Work item:
Every record needs to be restated word for word.

Stored data:
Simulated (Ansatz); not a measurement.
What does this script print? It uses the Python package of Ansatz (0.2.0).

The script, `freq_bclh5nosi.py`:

Exercise result:
Simulated (Ansatz); not a measurement.
What does this script print? It uses the Python package of Ansatz (0.2.0).

The script, `freq_bclh5nosi.py`:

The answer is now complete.